§ **Requirement**: Each record below is to be reproduced without any change.

━━ Given records

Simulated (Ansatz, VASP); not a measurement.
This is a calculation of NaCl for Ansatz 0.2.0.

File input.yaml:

━━━━

§ **Exercise response**:
Simulated (Ansatz, VASP); not a measurement.
This is a calculation of NaCl for Ansatz 0.2.0.

File input.yaml:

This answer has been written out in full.